• _Material shown_:
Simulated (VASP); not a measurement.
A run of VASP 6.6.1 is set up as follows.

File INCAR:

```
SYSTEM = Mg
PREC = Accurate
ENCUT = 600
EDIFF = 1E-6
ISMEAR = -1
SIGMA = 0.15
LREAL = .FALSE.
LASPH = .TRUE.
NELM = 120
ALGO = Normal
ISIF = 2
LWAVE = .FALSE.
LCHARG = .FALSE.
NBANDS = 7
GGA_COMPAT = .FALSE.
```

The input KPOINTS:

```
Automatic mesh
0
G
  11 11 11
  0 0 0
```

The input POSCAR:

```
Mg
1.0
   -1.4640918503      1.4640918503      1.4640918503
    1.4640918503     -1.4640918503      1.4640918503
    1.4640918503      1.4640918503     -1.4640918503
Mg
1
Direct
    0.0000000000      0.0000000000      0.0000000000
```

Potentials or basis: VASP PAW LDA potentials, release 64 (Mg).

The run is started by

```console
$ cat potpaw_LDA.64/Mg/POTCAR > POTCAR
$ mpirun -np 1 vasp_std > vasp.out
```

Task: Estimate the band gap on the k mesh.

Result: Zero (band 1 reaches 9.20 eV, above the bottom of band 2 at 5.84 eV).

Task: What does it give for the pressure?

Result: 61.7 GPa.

• _Activity_: The first line of the records and every line down to the line with "Task: Estimate the band gap on the k mesh." must be quoted exactly; leave out all else.

• _Solution_:
Simulated (VASP); not a measurement.
A run of VASP 6.6.1 is set up as follows.

File INCAR:

```
SYSTEM = Mg
PREC = Accurate
ENCUT = 600
EDIFF = 1E-6
ISMEAR = -1
SIGMA = 0.15
LREAL = .FALSE.
LASPH = .TRUE.
NELM = 120
ALGO = Normal
ISIF = 2
LWAVE = .FALSE.
LCHARG = .FALSE.
NBANDS = 7
GGA_COMPAT = .FALSE.
```

The input KPOINTS:

```
Automatic mesh
0
G
  11 11 11
  0 0 0
```

The input POSCAR:

```
Mg
1.0
   -1.4640918503      1.4640918503      1.4640918503
    1.4640918503     -1.4640918503      1.4640918503
    1.4640918503      1.4640918503     -1.4640918503
Mg
1
Direct
    0.0000000000      0.0000000000      0.0000000000
```

Potentials or basis: VASP PAW LDA potentials, release 64 (Mg).

The run is started by

```console
$ cat potpaw_LDA.64/Mg/POTCAR > POTCAR
$ mpirun -np 1 vasp_std > vasp.out
```

Task: Estimate the band gap on the k mesh.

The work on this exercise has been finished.